BRIEF: All entries should be printed precisely as written.

□ □ □ □

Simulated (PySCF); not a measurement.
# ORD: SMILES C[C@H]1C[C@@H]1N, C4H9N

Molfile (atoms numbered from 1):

□ □ □ □

TASK RESULT:
Simulated (PySCF); not a measurement.
# ORD: SMILES C[C@H]1C[C@@H]1N, C4H9N

Molfile (atoms numbered from 1):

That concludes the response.